* [Data provided]:
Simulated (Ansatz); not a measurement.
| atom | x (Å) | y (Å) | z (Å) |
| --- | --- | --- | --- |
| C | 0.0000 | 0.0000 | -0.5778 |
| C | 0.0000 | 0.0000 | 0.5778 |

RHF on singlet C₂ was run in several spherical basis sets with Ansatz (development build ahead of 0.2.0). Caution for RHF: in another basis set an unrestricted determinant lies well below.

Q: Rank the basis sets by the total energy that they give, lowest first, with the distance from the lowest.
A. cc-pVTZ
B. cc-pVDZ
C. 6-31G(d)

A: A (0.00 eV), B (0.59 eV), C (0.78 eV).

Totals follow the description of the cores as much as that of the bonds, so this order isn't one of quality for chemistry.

* [Work task]: Only the lines above from the line containing "0.0000 | 0.5778 |" through the line containing "A: A (0.00 eV), B (0.59 eV), C (0.78 eV)." should be retyped, exactly and with both ends included.

* [Written solution]:
| C | 0.0000 | 0.0000 | 0.5778 |

RHF on singlet C₂ was run in several spherical basis sets with Ansatz (development build ahead of 0.2.0). Caution for RHF: in another basis set an unrestricted determinant lies well below.

Q: Rank the basis sets by the total energy that they give, lowest first, with the distance from the lowest.
A. cc-pVTZ
B. cc-pVDZ
C. 6-31G(d)

A: A (0.00 eV), B (0.59 eV), C (0.78 eV).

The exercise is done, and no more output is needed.